REQUIREMENT:
The answer should contain all of the data, retyped without any alteration.

RECORD EXTRACTS:
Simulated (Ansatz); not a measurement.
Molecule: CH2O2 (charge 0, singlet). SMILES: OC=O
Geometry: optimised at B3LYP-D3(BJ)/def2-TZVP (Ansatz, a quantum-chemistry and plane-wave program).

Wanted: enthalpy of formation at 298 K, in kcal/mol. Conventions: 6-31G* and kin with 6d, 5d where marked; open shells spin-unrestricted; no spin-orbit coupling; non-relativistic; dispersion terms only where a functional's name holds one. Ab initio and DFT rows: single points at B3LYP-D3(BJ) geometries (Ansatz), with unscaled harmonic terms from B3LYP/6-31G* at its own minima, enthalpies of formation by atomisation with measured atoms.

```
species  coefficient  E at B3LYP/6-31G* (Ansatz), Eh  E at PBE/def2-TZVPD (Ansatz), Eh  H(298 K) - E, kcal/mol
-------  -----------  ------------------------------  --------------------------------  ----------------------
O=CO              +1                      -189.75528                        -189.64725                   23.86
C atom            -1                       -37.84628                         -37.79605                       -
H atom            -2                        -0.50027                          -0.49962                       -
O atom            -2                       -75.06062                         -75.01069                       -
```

TASK RESPONSE:
Simulated (Ansatz); not a measurement.
Molecule: CH2O2 (charge 0, singlet). SMILES: OC=O
Geometry: optimised at B3LYP-D3(BJ)/def2-TZVP (Ansatz, a quantum-chemistry and plane-wave program).

Wanted: enthalpy of formation at 298 K, in kcal/mol. Conventions: 6-31G* and kin with 6d, 5d where marked; open shells spin-unrestricted; no spin-orbit coupling; non-relativistic; dispersion terms only where a functional's name holds one. Ab initio and DFT rows: single points at B3LYP-D3(BJ) geometries (Ansatz), with unscaled harmonic terms from B3LYP/6-31G* at its own minima, enthalpies of formation by atomisation with measured atoms.

```
species  coefficient  E at B3LYP/6-31G* (Ansatz), Eh  E at PBE/def2-TZVPD (Ansatz), Eh  H(298 K) - E, kcal/mol
-------  -----------  ------------------------------  --------------------------------  ----------------------
O=CO              +1                      -189.75528                        -189.64725                   23.86
C atom            -1                       -37.84628                         -37.79605                       -
H atom            -2                        -0.50027                          -0.49962                       -
O atom            -2                       -75.06062                         -75.01069                       -
```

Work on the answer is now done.